# SOURCE INFORMATION
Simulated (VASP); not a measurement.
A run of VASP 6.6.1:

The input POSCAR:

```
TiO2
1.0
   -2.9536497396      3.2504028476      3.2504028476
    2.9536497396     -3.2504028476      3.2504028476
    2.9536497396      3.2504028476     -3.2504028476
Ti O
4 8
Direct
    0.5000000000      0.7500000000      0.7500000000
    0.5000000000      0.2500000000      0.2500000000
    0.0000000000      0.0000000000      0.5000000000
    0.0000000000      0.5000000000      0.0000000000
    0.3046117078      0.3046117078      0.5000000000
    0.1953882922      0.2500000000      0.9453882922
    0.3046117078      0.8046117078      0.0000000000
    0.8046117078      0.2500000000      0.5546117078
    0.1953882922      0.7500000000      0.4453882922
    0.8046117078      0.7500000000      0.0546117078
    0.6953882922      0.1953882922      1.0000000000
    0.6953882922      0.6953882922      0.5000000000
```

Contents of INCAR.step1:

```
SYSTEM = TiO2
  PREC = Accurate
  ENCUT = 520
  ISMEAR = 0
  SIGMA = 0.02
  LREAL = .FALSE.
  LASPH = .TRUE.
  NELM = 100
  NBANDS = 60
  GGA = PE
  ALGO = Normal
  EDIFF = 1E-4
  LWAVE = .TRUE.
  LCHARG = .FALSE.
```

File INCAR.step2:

# WORK INSTRUCTION
Reproduce the data shown above with every line intact.

# TASK RESPONSE
Simulated (VASP); not a measurement.
A run of VASP 6.6.1:

The input POSCAR:

```
TiO2
1.0
   -2.9536497396      3.2504028476      3.2504028476
    2.9536497396     -3.2504028476      3.2504028476
    2.9536497396      3.2504028476     -3.2504028476
Ti O
4 8
Direct
    0.5000000000      0.7500000000      0.7500000000
    0.5000000000      0.2500000000      0.2500000000
    0.0000000000      0.0000000000      0.5000000000
    0.0000000000      0.5000000000      0.0000000000
    0.3046117078      0.3046117078      0.5000000000
    0.1953882922      0.2500000000      0.9453882922
    0.3046117078      0.8046117078      0.0000000000
    0.8046117078      0.2500000000      0.5546117078
    0.1953882922      0.7500000000      0.4453882922
    0.8046117078      0.7500000000      0.0546117078
    0.6953882922      0.1953882922      1.0000000000
    0.6953882922      0.6953882922      0.5000000000
```

Contents of INCAR.step1:

```
SYSTEM = TiO2
  PREC = Accurate
  ENCUT = 520
  ISMEAR = 0
  SIGMA = 0.02
  LREAL = .FALSE.
  LASPH = .TRUE.
  NELM = 100
  NBANDS = 60
  GGA = PE
  ALGO = Normal
  EDIFF = 1E-4
  LWAVE = .TRUE.
  LCHARG = .FALSE.
```

File INCAR.step2:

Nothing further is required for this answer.